Work instruction
In the entries below, find the line with "## AgCl: deformation potentials from a series" and the line with "Task: One run, at". Reproduce those two lines and every line between them exactly, and nothing more.

Study material
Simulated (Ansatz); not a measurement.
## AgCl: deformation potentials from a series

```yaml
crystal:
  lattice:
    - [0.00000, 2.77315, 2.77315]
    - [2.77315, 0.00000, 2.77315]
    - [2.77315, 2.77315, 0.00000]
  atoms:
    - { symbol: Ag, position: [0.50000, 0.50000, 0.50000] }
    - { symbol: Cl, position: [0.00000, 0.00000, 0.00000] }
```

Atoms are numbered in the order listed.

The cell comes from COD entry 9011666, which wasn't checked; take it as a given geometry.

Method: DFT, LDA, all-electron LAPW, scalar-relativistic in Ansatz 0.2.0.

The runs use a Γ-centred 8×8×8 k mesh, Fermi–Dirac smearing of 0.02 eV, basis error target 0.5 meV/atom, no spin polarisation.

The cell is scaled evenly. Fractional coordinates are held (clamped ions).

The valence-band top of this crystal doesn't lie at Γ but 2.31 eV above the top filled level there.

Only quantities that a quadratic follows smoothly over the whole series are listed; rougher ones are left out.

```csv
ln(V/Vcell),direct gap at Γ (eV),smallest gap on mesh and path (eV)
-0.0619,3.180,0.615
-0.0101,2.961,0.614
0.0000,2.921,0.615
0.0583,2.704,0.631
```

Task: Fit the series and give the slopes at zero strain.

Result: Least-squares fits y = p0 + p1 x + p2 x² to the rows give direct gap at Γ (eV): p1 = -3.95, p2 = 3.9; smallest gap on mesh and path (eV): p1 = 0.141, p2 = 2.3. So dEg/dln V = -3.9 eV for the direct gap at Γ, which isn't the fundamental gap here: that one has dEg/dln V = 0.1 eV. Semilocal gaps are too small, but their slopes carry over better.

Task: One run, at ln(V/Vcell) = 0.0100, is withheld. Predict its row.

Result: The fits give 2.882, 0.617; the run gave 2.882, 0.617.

Written answer
## AgCl: deformation potentials from a series

```yaml
crystal:
  lattice:
    - [0.00000, 2.77315, 2.77315]
    - [2.77315, 0.00000, 2.77315]
    - [2.77315, 2.77315, 0.00000]
  atoms:
    - { symbol: Ag, position: [0.50000, 0.50000, 0.50000] }
    - { symbol: Cl, position: [0.00000, 0.00000, 0.00000] }
```

Atoms are numbered in the order listed.

The cell comes from COD entry 9011666, which wasn't checked; take it as a given geometry.

Method: DFT, LDA, all-electron LAPW, scalar-relativistic in Ansatz 0.2.0.

The runs use a Γ-centred 8×8×8 k mesh, Fermi–Dirac smearing of 0.02 eV, basis error target 0.5 meV/atom, no spin polarisation.

The cell is scaled evenly. Fractional coordinates are held (clamped ions).

The valence-band top of this crystal doesn't lie at Γ but 2.31 eV above the top filled level there.

Only quantities that a quadratic follows smoothly over the whole series are listed; rougher ones are left out.

```csv
ln(V/Vcell),direct gap at Γ (eV),smallest gap on mesh and path (eV)
-0.0619,3.180,0.615
-0.0101,2.961,0.614
0.0000,2.921,0.615
0.0583,2.704,0.631
```

Task: Fit the series and give the slopes at zero strain.

Result: Least-squares fits y = p0 + p1 x + p2 x² to the rows give direct gap at Γ (eV): p1 = -3.95, p2 = 3.9; smallest gap on mesh and path (eV): p1 = 0.141, p2 = 2.3. So dEg/dln V = -3.9 eV for the direct gap at Γ, which isn't the fundamental gap here: that one has dEg/dln V = 0.1 eV. Semilocal gaps are too small, but their slopes carry over better.

Task: One run, at ln(V/Vcell) = 0.0100, is withheld. Predict its row.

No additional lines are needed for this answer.